··· DATASET CONTENT
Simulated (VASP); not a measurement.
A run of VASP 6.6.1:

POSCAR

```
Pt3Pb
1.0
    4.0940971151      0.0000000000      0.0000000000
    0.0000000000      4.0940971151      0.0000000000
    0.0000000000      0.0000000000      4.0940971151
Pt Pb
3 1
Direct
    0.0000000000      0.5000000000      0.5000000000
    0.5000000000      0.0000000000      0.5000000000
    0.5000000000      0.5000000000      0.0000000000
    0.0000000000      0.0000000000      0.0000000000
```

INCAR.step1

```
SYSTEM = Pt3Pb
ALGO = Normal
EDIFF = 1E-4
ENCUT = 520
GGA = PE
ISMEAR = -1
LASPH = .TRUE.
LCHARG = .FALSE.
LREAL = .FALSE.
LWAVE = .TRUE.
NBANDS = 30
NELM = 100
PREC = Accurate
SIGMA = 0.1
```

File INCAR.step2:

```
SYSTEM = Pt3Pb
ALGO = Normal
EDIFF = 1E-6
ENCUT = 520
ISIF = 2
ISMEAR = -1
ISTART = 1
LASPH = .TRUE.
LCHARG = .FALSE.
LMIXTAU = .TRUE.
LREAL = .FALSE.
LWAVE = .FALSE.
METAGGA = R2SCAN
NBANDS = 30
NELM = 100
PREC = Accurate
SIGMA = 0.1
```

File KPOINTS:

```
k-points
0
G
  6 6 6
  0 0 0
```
······

*TASK ITEM*: Copy the material above verbatim.

*EXERCISE OUTPUT*:
Simulated (VASP); not a measurement.
A run of VASP 6.6.1:

POSCAR

```
Pt3Pb
1.0
    4.0940971151      0.0000000000      0.0000000000
    0.0000000000      4.0940971151      0.0000000000
    0.0000000000      0.0000000000      4.0940971151
Pt Pb
3 1
Direct
    0.0000000000      0.5000000000      0.5000000000
    0.5000000000      0.0000000000      0.5000000000
    0.5000000000      0.5000000000      0.0000000000
    0.0000000000      0.0000000000      0.0000000000
```

INCAR.step1

```
SYSTEM = Pt3Pb
ALGO = Normal
EDIFF = 1E-4
ENCUT = 520
GGA = PE
ISMEAR = -1
LASPH = .TRUE.
LCHARG = .FALSE.
LREAL = .FALSE.
LWAVE = .TRUE.
NBANDS = 30
NELM = 100
PREC = Accurate
SIGMA = 0.1
```

File INCAR.step2:

```
SYSTEM = Pt3Pb
ALGO = Normal
EDIFF = 1E-6
ENCUT = 520
ISIF = 2
ISMEAR = -1
ISTART = 1
LASPH = .TRUE.
LCHARG = .FALSE.
LMIXTAU = .TRUE.
LREAL = .FALSE.
LWAVE = .FALSE.
METAGGA = R2SCAN
NBANDS = 30
NELM = 100
PREC = Accurate
SIGMA = 0.1
```

File KPOINTS:

```
k-points
0
G
  6 6 6
  0 0 0
```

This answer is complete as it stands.